Requirement:
Reprint every entry, character for character.

****************************************

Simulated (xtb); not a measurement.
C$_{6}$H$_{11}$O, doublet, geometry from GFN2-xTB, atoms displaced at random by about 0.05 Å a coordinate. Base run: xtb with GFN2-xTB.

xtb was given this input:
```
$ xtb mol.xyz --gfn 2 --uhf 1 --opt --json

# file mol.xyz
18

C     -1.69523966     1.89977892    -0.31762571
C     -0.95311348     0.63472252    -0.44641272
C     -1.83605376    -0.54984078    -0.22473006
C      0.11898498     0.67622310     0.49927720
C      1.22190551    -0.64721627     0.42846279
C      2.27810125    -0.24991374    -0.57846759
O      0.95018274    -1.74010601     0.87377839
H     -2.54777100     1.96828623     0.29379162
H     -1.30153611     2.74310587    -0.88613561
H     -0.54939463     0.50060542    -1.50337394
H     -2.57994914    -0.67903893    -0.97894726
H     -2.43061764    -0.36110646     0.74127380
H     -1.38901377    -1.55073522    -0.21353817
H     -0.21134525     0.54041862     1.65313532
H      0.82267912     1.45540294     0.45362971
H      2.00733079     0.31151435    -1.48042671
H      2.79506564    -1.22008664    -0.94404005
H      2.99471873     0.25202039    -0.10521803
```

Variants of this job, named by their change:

****************************************

Answer section:
Simulated (xtb); not a measurement.
C$_{6}$H$_{11}$O, doublet, geometry from GFN2-xTB, atoms displaced at random by about 0.05 Å a coordinate. Base run: xtb with GFN2-xTB.

xtb was given this input:
```
$ xtb mol.xyz --gfn 2 --uhf 1 --opt --json

# file mol.xyz
18

C     -1.69523966     1.89977892    -0.31762571
C     -0.95311348     0.63472252    -0.44641272
C     -1.83605376    -0.54984078    -0.22473006
C      0.11898498     0.67622310     0.49927720
C      1.22190551    -0.64721627     0.42846279
C      2.27810125    -0.24991374    -0.57846759
O      0.95018274    -1.74010601     0.87377839
H     -2.54777100     1.96828623     0.29379162
H     -1.30153611     2.74310587    -0.88613561
H     -0.54939463     0.50060542    -1.50337394
H     -2.57994914    -0.67903893    -0.97894726
H     -2.43061764    -0.36110646     0.74127380
H     -1.38901377    -1.55073522    -0.21353817
H     -0.21134525     0.54041862     1.65313532
H      0.82267912     1.45540294     0.45362971
H      2.00733079     0.31151435    -1.48042671
H      2.79506564    -1.22008664    -0.94404005
H      2.99471873     0.25202039    -0.10521803
```

Variants of this job, named by their change:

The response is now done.